──────── Provided records

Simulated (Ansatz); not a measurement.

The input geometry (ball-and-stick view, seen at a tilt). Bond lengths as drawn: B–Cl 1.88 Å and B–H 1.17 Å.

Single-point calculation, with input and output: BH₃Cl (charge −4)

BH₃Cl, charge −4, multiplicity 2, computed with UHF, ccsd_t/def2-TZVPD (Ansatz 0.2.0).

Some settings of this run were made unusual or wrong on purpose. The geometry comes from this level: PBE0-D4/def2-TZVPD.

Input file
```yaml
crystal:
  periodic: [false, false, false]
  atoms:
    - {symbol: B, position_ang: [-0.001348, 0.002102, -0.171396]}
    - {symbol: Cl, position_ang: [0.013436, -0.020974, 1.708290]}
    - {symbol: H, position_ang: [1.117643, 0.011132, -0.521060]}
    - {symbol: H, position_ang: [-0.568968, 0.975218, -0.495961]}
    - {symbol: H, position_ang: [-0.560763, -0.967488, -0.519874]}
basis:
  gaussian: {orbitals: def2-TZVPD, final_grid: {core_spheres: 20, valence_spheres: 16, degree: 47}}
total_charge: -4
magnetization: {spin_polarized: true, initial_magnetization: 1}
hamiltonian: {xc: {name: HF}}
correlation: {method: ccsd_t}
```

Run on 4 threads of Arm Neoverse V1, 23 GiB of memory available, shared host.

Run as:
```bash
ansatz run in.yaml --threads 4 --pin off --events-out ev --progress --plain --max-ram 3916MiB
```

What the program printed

────────────────

> [Work request]: Please restate every record shown above, word for word.

> [Written response]:
Simulated (Ansatz); not a measurement.

The input geometry (ball-and-stick view, seen at a tilt). Bond lengths as drawn: B–Cl 1.88 Å and B–H 1.17 Å.

Single-point calculation, with input and output: BH₃Cl (charge −4)

BH₃Cl, charge −4, multiplicity 2, computed with UHF, ccsd_t/def2-TZVPD (Ansatz 0.2.0).

Some settings of this run were made unusual or wrong on purpose. The geometry comes from this level: PBE0-D4/def2-TZVPD.

Input file
```yaml
crystal:
  periodic: [false, false, false]
  atoms:
    - {symbol: B, position_ang: [-0.001348, 0.002102, -0.171396]}
    - {symbol: Cl, position_ang: [0.013436, -0.020974, 1.708290]}
    - {symbol: H, position_ang: [1.117643, 0.011132, -0.521060]}
    - {symbol: H, position_ang: [-0.568968, 0.975218, -0.495961]}
    - {symbol: H, position_ang: [-0.560763, -0.967488, -0.519874]}
basis:
  gaussian: {orbitals: def2-TZVPD, final_grid: {core_spheres: 20, valence_spheres: 16, degree: 47}}
total_charge: -4
magnetization: {spin_polarized: true, initial_magnetization: 1}
hamiltonian: {xc: {name: HF}}
correlation: {method: ccsd_t}
```

Run on 4 threads of Arm Neoverse V1, 23 GiB of memory available, shared host.

Run as:
```bash
ansatz run in.yaml --threads 4 --pin off --events-out ev --progress --plain --max-ram 3916MiB
```

What the program printed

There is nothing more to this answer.